Material shown ::
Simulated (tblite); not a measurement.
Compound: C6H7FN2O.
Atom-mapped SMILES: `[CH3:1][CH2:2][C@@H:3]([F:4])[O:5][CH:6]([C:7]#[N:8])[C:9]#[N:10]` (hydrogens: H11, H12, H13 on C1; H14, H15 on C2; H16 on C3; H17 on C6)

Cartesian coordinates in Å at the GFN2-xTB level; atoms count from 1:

Requirement :: Give back all the records above exactly. Keep every word.

Task answer ::
Simulated (tblite); not a measurement.
Compound: C6H7FN2O.
Atom-mapped SMILES: `[CH3:1][CH2:2][C@@H:3]([F:4])[O:5][CH:6]([C:7]#[N:8])[C:9]#[N:10]` (hydrogens: H11, H12, H13 on C1; H14, H15 on C2; H16 on C3; H17 on C6)

Cartesian coordinates in Å at the GFN2-xTB level; atoms count from 1:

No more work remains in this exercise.